### Supplied entries:
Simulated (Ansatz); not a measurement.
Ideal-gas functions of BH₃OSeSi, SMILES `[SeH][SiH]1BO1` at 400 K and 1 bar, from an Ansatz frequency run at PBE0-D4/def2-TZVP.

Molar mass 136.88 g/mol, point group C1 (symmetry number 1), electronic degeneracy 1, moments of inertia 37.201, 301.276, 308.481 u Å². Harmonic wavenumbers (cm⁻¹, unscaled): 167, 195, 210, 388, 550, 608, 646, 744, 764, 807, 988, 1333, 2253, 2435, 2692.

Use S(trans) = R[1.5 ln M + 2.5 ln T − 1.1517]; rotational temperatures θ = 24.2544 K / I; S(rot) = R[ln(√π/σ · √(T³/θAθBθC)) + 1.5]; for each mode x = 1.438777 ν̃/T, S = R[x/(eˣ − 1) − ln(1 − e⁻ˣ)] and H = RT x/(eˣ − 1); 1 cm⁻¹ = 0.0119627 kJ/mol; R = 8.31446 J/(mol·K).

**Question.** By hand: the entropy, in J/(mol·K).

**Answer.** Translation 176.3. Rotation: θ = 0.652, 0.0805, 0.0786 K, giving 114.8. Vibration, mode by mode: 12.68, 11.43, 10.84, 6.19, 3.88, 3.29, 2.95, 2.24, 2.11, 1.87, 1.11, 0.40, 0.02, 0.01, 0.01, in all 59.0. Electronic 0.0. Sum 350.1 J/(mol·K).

### Brief:
Exactly as they appear above, copy out all the records.

### Task output:
Simulated (Ansatz); not a measurement.
Ideal-gas functions of BH₃OSeSi, SMILES `[SeH][SiH]1BO1` at 400 K and 1 bar, from an Ansatz frequency run at PBE0-D4/def2-TZVP.

Molar mass 136.88 g/mol, point group C1 (symmetry number 1), electronic degeneracy 1, moments of inertia 37.201, 301.276, 308.481 u Å². Harmonic wavenumbers (cm⁻¹, unscaled): 167, 195, 210, 388, 550, 608, 646, 744, 764, 807, 988, 1333, 2253, 2435, 2692.

Use S(trans) = R[1.5 ln M + 2.5 ln T − 1.1517]; rotational temperatures θ = 24.2544 K / I; S(rot) = R[ln(√π/σ · √(T³/θAθBθC)) + 1.5]; for each mode x = 1.438777 ν̃/T, S = R[x/(eˣ − 1) − ln(1 − e⁻ˣ)] and H = RT x/(eˣ − 1); 1 cm⁻¹ = 0.0119627 kJ/mol; R = 8.31446 J/(mol·K).

**Question.** By hand: the entropy, in J/(mol·K).

**Answer.** Translation 176.3. Rotation: θ = 0.652, 0.0805, 0.0786 K, giving 114.8. Vibration, mode by mode: 12.68, 11.43, 10.84, 6.19, 3.88, 3.29, 2.95, 2.24, 2.11, 1.87, 1.11, 0.40, 0.02, 0.01, 0.01, in all 59.0. Electronic 0.0. Sum 350.1 J/(mol·K).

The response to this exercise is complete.